Please output the data below exactly as given, starting at its first line and stopping after the line that contains "PySCF 2.14 output".

▸ **Entries shown**:
· · · ·
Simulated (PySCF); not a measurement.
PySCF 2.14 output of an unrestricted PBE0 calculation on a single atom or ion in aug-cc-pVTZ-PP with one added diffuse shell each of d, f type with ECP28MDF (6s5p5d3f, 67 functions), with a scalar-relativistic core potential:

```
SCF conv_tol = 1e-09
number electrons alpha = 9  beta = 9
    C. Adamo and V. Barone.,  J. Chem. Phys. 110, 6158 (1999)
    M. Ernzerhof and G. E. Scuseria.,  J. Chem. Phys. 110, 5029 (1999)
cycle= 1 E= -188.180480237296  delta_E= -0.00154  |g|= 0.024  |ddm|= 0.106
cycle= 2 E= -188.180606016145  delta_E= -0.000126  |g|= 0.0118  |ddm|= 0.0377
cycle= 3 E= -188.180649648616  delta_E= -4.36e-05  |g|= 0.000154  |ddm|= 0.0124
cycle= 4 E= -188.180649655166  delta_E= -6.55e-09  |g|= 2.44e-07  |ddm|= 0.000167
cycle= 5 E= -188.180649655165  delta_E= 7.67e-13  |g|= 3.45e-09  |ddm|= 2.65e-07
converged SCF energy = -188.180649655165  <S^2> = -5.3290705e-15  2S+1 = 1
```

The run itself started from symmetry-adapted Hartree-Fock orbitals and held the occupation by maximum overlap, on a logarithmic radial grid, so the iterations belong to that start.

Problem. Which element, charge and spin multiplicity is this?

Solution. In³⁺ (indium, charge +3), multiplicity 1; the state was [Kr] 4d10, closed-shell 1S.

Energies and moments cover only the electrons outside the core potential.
· · · ·

▸ **Answer space**:
Simulated (PySCF); not a measurement.
PySCF 2.14 output of an unrestricted PBE0 calculation on a single atom or ion in aug-cc-pVTZ-PP with one added diffuse shell each of d, f type with ECP28MDF (6s5p5d3f, 67 functions), with a scalar-relativistic core potential:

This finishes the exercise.